**REQUIRED ACTION**
Transcribe only the lines between the first line of the records and the line containing "Alike in both", inclusive, exactly as written.

Start of Block

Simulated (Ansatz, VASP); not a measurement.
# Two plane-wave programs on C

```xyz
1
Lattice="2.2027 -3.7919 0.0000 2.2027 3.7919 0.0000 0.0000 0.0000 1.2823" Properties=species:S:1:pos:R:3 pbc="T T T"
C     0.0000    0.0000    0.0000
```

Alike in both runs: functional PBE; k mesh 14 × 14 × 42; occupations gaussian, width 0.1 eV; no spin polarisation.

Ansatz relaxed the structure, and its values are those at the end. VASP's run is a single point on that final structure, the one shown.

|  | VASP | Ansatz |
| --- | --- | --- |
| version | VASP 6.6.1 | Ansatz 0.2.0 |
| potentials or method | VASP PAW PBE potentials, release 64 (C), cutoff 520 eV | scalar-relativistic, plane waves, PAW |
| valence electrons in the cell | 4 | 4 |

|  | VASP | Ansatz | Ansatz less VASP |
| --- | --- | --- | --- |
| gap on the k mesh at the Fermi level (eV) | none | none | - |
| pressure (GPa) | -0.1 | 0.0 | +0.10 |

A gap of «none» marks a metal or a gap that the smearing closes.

End of Block

**ANSWER BOX**
Simulated (Ansatz, VASP); not a measurement.
# Two plane-wave programs on C

```xyz
1
Lattice="2.2027 -3.7919 0.0000 2.2027 3.7919 0.0000 0.0000 0.0000 1.2823" Properties=species:S:1:pos:R:3 pbc="T T T"
C     0.0000    0.0000    0.0000
```

Alike in both runs: functional PBE; k mesh 14 × 14 × 42; occupations gaussian, width 0.1 eV; no spin polarisation.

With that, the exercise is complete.